■ WORK ITEM:
Reproduce exactly, and only, the lines running from the start of the entries below to the line containing "Main program and".

■ DATA TO EXAMINE:
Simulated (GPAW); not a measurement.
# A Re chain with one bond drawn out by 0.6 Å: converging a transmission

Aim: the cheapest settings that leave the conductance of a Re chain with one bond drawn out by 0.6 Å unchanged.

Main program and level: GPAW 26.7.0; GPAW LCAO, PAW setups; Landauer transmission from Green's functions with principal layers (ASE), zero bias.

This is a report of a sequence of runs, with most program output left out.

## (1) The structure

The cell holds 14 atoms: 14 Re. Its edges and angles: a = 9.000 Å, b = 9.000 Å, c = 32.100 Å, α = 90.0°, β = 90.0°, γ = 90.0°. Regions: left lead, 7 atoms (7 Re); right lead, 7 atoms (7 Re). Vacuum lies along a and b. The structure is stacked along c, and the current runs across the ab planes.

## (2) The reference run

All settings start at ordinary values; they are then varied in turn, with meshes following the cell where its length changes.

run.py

■ EXERCISE RESPONSE:
Simulated (GPAW); not a measurement.
# A Re chain with one bond drawn out by 0.6 Å: converging a transmission

Aim: the cheapest settings that leave the conductance of a Re chain with one bond drawn out by 0.6 Å unchanged.

Main program and level: GPAW 26.7.0; GPAW LCAO, PAW setups; Landauer transmission from Green's functions with principal layers (ASE), zero bias.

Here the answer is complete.